• [INFORMATION SHOWN]:
=== Section Start ===
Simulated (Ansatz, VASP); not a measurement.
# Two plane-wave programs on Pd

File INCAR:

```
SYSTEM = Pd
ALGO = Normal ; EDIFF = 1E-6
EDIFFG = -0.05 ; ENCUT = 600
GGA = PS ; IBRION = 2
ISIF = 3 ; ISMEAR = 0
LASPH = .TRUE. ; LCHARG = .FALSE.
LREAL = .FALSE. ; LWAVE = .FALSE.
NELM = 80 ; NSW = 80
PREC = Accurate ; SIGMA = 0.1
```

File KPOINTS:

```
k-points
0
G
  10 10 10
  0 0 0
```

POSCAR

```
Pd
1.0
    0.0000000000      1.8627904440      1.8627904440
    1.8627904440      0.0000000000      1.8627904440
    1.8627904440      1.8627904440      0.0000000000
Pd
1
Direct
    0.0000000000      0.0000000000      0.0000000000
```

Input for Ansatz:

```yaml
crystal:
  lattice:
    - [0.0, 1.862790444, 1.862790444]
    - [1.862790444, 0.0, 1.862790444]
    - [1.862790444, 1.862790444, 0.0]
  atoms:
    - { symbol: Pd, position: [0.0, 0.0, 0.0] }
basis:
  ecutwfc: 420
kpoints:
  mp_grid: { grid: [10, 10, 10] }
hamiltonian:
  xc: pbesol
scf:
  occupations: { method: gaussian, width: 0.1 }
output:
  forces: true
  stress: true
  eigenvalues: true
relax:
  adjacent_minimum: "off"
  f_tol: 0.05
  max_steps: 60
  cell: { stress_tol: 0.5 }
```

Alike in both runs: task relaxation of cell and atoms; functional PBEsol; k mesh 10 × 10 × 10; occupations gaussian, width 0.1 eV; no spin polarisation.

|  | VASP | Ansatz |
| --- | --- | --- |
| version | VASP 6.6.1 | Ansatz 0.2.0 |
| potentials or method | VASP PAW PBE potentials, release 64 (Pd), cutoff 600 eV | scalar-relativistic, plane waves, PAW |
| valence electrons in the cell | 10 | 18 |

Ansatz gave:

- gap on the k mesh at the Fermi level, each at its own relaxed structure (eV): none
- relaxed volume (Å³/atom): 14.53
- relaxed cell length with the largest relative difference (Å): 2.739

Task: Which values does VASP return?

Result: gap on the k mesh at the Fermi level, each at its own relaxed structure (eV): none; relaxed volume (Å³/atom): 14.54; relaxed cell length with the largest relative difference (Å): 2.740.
=== Section End ===

• [WORK INSTRUCTION]: Output only the lines from the top of the entries through the one holding "Task: Which values does VASP return?", copied exactly.

• [TASK SOLUTION]:
Simulated (Ansatz, VASP); not a measurement.
# Two plane-wave programs on Pd

File INCAR:

```
SYSTEM = Pd
ALGO = Normal ; EDIFF = 1E-6
EDIFFG = -0.05 ; ENCUT = 600
GGA = PS ; IBRION = 2
ISIF = 3 ; ISMEAR = 0
LASPH = .TRUE. ; LCHARG = .FALSE.
LREAL = .FALSE. ; LWAVE = .FALSE.
NELM = 80 ; NSW = 80
PREC = Accurate ; SIGMA = 0.1
```

File KPOINTS:

```
k-points
0
G
  10 10 10
  0 0 0
```

POSCAR

```
Pd
1.0
    0.0000000000      1.8627904440      1.8627904440
    1.8627904440      0.0000000000      1.8627904440
    1.8627904440      1.8627904440      0.0000000000
Pd
1
Direct
    0.0000000000      0.0000000000      0.0000000000
```

Input for Ansatz:

```yaml
crystal:
  lattice:
    - [0.0, 1.862790444, 1.862790444]
    - [1.862790444, 0.0, 1.862790444]
    - [1.862790444, 1.862790444, 0.0]
  atoms:
    - { symbol: Pd, position: [0.0, 0.0, 0.0] }
basis:
  ecutwfc: 420
kpoints:
  mp_grid: { grid: [10, 10, 10] }
hamiltonian:
  xc: pbesol
scf:
  occupations: { method: gaussian, width: 0.1 }
output:
  forces: true
  stress: true
  eigenvalues: true
relax:
  adjacent_minimum: "off"
  f_tol: 0.05
  max_steps: 60
  cell: { stress_tol: 0.5 }
```

Alike in both runs: task relaxation of cell and atoms; functional PBEsol; k mesh 10 × 10 × 10; occupations gaussian, width 0.1 eV; no spin polarisation.

|  | VASP | Ansatz |
| --- | --- | --- |
| version | VASP 6.6.1 | Ansatz 0.2.0 |
| potentials or method | VASP PAW PBE potentials, release 64 (Pd), cutoff 600 eV | scalar-relativistic, plane waves, PAW |
| valence electrons in the cell | 10 | 18 |

Ansatz gave:

- gap on the k mesh at the Fermi level, each at its own relaxed structure (eV): none
- relaxed volume (Å³/atom): 14.53
- relaxed cell length with the largest relative difference (Å): 2.739

Task: Which values does VASP return?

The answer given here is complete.